• **Work request**:
Retyping each entry exactly is the whole task.

-*-*-

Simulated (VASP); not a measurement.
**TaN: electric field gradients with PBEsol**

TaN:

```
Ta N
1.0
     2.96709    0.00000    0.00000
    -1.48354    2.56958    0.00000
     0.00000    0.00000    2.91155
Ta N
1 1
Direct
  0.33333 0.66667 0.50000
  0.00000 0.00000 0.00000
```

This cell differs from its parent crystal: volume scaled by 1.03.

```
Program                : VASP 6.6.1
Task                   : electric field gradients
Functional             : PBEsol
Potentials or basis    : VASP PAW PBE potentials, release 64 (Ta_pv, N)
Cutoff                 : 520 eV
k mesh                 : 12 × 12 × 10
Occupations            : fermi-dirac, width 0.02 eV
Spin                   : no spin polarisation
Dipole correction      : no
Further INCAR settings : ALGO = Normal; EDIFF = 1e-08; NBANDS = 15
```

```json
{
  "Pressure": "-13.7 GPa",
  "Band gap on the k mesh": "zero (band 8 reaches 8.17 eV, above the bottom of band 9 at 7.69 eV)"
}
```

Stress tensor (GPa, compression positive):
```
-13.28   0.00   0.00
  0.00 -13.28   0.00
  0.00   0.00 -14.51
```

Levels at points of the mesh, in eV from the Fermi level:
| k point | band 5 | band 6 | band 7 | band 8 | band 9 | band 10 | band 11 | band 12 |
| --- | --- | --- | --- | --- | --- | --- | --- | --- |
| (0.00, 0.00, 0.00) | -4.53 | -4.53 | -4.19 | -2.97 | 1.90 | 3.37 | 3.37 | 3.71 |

-*-*-

• **Exercise solution**:
Simulated (VASP); not a measurement.
**TaN: electric field gradients with PBEsol**

TaN:

```
Ta N
1.0
     2.96709    0.00000    0.00000
    -1.48354    2.56958    0.00000
     0.00000    0.00000    2.91155
Ta N
1 1
Direct
  0.33333 0.66667 0.50000
  0.00000 0.00000 0.00000
```

This cell differs from its parent crystal: volume scaled by 1.03.

```
Program                : VASP 6.6.1
Task                   : electric field gradients
Functional             : PBEsol
Potentials or basis    : VASP PAW PBE potentials, release 64 (Ta_pv, N)
Cutoff                 : 520 eV
k mesh                 : 12 × 12 × 10
Occupations            : fermi-dirac, width 0.02 eV
Spin                   : no spin polarisation
Dipole correction      : no
Further INCAR settings : ALGO = Normal; EDIFF = 1e-08; NBANDS = 15
```

```json
{
  "Pressure": "-13.7 GPa",
  "Band gap on the k mesh": "zero (band 8 reaches 8.17 eV, above the bottom of band 9 at 7.69 eV)"
}
```

Stress tensor (GPa, compression positive):
```
-13.28   0.00   0.00
  0.00 -13.28   0.00
  0.00   0.00 -14.51
```

Levels at points of the mesh, in eV from the Fermi level:
| k point | band 5 | band 6 | band 7 | band 8 | band 9 | band 10 | band 11 | band 12 |
| --- | --- | --- | --- | --- | --- | --- | --- | --- |
| (0.00, 0.00, 0.00) | -4.53 | -4.53 | -4.19 | -2.97 | 1.90 | 3.37 | 3.37 | 3.71 |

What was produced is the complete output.